*REQUIREMENT:*
Restate each record word for word, from the first to the last.

*DATASET:*
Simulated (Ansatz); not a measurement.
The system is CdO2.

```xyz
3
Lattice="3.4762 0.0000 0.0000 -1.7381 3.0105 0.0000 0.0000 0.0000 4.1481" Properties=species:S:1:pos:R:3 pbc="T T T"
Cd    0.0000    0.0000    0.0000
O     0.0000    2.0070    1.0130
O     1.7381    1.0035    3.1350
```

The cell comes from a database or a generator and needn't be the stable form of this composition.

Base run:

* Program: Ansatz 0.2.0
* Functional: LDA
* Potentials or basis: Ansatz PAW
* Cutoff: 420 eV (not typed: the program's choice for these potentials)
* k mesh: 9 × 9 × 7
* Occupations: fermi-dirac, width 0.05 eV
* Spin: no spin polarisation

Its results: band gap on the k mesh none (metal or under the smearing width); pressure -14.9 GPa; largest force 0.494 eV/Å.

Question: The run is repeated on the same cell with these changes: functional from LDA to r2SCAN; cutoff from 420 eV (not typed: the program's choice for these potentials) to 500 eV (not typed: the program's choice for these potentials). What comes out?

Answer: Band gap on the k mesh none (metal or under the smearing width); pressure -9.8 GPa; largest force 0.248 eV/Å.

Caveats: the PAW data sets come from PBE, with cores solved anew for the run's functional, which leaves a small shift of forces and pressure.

*ANSWER BOX:*
Simulated (Ansatz); not a measurement.
The system is CdO2.

```xyz
3
Lattice="3.4762 0.0000 0.0000 -1.7381 3.0105 0.0000 0.0000 0.0000 4.1481" Properties=species:S:1:pos:R:3 pbc="T T T"
Cd    0.0000    0.0000    0.0000
O     0.0000    2.0070    1.0130
O     1.7381    1.0035    3.1350
```

The cell comes from a database or a generator and needn't be the stable form of this composition.

Base run:

* Program: Ansatz 0.2.0
* Functional: LDA
* Potentials or basis: Ansatz PAW
* Cutoff: 420 eV (not typed: the program's choice for these potentials)
* k mesh: 9 × 9 × 7
* Occupations: fermi-dirac, width 0.05 eV
* Spin: no spin polarisation

Its results: band gap on the k mesh none (metal or under the smearing width); pressure -14.9 GPa; largest force 0.494 eV/Å.

Question: The run is repeated on the same cell with these changes: functional from LDA to r2SCAN; cutoff from 420 eV (not typed: the program's choice for these potentials) to 500 eV (not typed: the program's choice for these potentials). What comes out?

Answer: Band gap on the k mesh none (metal or under the smearing width); pressure -9.8 GPa; largest force 0.248 eV/Å.

Caveats: the PAW data sets come from PBE, with cores solved anew for the run's functional, which leaves a small shift of forces and pressure.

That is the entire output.